> Record excerpts
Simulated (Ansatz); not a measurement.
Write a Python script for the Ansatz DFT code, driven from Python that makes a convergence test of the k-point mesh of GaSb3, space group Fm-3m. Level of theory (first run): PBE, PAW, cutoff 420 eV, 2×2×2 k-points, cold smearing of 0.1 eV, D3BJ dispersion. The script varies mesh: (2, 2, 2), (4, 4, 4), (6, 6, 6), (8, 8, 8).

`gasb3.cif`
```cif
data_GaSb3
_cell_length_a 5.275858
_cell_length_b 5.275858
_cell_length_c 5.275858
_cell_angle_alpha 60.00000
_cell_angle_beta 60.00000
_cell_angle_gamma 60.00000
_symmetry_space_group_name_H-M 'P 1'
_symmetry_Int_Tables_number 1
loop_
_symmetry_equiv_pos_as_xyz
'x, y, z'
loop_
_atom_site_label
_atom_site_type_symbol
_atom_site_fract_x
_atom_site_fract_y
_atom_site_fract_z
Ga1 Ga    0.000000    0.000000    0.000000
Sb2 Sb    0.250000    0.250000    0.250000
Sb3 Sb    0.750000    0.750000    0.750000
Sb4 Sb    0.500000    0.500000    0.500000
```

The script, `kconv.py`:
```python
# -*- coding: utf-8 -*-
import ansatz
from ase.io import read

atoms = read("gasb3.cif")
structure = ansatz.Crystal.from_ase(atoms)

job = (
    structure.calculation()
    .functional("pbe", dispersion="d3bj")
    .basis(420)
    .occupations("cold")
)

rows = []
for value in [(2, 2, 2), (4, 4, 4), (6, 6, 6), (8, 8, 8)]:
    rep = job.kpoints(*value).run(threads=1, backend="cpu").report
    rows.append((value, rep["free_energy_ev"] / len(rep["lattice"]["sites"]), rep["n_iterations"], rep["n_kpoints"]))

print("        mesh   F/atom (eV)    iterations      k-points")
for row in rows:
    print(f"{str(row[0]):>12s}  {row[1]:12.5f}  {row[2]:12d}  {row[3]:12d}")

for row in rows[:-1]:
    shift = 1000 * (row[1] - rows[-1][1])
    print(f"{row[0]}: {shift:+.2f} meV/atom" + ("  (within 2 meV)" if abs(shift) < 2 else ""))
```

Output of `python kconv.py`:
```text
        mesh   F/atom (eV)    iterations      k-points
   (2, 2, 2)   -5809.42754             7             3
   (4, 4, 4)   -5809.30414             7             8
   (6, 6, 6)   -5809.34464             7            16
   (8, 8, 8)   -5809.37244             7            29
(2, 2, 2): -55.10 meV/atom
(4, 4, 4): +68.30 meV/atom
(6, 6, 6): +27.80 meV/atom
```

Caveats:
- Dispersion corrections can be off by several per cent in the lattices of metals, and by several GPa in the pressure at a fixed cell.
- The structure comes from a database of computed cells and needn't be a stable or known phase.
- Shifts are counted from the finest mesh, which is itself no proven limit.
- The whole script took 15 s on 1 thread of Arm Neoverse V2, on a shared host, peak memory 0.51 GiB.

> Assigned task
Copy, please, exactly the lines that start at the first line of the data and end at the line containing "Write a Python", both kept and no others.

> Worked solution
Simulated (Ansatz); not a measurement.
Write a Python script for the Ansatz DFT code, driven from Python that makes a convergence test of the k-point mesh of GaSb3, space group Fm-3m. Level of theory (first run): PBE, PAW, cutoff 420 eV, 2×2×2 k-points, cold smearing of 0.1 eV, D3BJ dispersion. The script varies mesh: (2, 2, 2), (4, 4, 4), (6, 6, 6), (8, 8, 8).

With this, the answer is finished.